= = = = = = =

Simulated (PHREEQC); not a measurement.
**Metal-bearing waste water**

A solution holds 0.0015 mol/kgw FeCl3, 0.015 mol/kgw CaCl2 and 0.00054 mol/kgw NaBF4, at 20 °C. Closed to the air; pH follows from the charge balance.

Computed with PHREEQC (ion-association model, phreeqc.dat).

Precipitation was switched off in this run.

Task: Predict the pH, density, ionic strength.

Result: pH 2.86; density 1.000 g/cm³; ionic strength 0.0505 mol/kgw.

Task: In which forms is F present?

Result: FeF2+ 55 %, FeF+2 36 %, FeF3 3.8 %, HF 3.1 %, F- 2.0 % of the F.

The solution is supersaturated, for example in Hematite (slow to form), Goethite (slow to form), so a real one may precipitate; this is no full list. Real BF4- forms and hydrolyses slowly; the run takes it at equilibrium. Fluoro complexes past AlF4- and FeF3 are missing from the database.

= = = = = = =

Required action >>
Once you reach the line containing "Result: FeF2+ 55", include it and stop; until then, reproduce each line of the listing from its start exactly.

Worked solution >>
Simulated (PHREEQC); not a measurement.
**Metal-bearing waste water**

A solution holds 0.0015 mol/kgw FeCl3, 0.015 mol/kgw CaCl2 and 0.00054 mol/kgw NaBF4, at 20 °C. Closed to the air; pH follows from the charge balance.

Computed with PHREEQC (ion-association model, phreeqc.dat).

Precipitation was switched off in this run.

Task: Predict the pH, density, ionic strength.

Result: pH 2.86; density 1.000 g/cm³; ionic strength 0.0505 mol/kgw.

Task: In which forms is F present?

Result: FeF2+ 55 %, FeF+2 36 %, FeF3 3.8 %, HF 3.1 %, F- 2.0 % of the F.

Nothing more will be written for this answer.